**Work item:**
Quote exactly and only this range of lines in the data below: the line that holds "Method: r²SCAN, scalar-relativistic;" to the line that holds "The cell above was", both included.

-- Available data follows --

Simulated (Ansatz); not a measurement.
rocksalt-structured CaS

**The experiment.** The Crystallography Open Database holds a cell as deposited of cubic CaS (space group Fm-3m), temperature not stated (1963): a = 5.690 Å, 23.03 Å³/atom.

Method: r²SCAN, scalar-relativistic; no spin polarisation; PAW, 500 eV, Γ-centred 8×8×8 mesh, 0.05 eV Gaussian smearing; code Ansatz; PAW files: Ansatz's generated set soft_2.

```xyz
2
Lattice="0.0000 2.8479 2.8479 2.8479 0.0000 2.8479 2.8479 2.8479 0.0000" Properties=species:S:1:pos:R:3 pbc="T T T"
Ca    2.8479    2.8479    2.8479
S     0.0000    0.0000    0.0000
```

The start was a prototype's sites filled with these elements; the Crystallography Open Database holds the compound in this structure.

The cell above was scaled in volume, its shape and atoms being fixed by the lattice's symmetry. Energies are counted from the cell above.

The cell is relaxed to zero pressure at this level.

-- Available data concluded --

**Exercise answer:**
Method: r²SCAN, scalar-relativistic; no spin polarisation; PAW, 500 eV, Γ-centred 8×8×8 mesh, 0.05 eV Gaussian smearing; code Ansatz; PAW files: Ansatz's generated set soft_2.

```xyz
2
Lattice="0.0000 2.8479 2.8479 2.8479 0.0000 2.8479 2.8479 2.8479 0.0000" Properties=species:S:1:pos:R:3 pbc="T T T"
Ca    2.8479    2.8479    2.8479
S     0.0000    0.0000    0.0000
```

The start was a prototype's sites filled with these elements; the Crystallography Open Database holds the compound in this structure.

The cell above was scaled in volume, its shape and atoms being fixed by the lattice's symmetry. Energies are counted from the cell above.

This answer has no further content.